[Action item]: Exactly the lines from the top of the records below through the one containing "3 stationary structures" must be set down, with no line added or dropped.

** Extracted data follows **

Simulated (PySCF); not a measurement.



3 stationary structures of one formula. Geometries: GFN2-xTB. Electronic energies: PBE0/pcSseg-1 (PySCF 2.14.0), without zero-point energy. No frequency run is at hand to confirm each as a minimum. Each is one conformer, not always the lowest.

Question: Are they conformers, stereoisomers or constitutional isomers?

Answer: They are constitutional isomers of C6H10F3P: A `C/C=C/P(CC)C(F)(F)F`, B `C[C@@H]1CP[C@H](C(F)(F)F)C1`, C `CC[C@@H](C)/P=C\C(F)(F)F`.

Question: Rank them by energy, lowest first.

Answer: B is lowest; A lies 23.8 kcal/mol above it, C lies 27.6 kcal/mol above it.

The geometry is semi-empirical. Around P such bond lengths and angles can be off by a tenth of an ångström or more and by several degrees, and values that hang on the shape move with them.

** End of Extracted data **

[Response area]:
Simulated (PySCF); not a measurement.



3 stationary structures of one formula. Geometries: GFN2-xTB. Electronic energies: PBE0/pcSseg-1 (PySCF 2.14.0), without zero-point energy. No frequency run is at hand to confirm each as a minimum. Each is one conformer, not always the lowest.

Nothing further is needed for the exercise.